Action item:
Each line below from the one containing "width 0.1 eV |" through the one containing "change on relaxing?" should be output exactly as it stands, and no other line should appear.

The data:
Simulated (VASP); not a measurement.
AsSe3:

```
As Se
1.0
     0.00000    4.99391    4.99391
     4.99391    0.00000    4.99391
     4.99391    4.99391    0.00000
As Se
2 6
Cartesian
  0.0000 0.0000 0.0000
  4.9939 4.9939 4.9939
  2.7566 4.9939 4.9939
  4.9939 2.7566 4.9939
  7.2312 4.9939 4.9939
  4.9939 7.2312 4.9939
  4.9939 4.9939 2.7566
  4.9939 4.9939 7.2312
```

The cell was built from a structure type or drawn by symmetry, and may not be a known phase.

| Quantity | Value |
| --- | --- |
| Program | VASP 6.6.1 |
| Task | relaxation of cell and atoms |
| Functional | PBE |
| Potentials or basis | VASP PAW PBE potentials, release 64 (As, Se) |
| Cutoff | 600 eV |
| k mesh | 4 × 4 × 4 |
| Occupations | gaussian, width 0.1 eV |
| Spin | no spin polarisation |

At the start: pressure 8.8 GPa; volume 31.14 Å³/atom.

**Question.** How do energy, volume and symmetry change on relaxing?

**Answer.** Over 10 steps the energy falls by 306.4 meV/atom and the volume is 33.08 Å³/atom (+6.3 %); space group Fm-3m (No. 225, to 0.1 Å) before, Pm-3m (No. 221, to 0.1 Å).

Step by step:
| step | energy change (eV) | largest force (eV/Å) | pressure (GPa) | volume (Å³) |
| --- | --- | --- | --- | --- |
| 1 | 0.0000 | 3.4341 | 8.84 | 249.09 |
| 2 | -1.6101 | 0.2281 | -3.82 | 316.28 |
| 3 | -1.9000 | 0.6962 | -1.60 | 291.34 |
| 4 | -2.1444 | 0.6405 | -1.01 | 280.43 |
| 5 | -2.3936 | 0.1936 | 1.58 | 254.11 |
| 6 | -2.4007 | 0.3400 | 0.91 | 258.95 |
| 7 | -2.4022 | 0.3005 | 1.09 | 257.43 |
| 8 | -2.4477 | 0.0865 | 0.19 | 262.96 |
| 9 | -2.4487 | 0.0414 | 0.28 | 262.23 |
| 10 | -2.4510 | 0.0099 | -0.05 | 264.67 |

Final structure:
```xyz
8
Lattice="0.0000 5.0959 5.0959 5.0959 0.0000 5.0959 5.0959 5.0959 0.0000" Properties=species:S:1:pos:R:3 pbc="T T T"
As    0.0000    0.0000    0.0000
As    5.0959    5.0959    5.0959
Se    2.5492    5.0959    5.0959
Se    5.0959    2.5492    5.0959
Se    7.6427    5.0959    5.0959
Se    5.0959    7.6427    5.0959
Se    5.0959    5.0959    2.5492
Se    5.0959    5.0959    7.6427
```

Response box:
| Occupations | gaussian, width 0.1 eV |
| Spin | no spin polarisation |

At the start: pressure 8.8 GPa; volume 31.14 Å³/atom.

**Question.** How do energy, volume and symmetry change on relaxing?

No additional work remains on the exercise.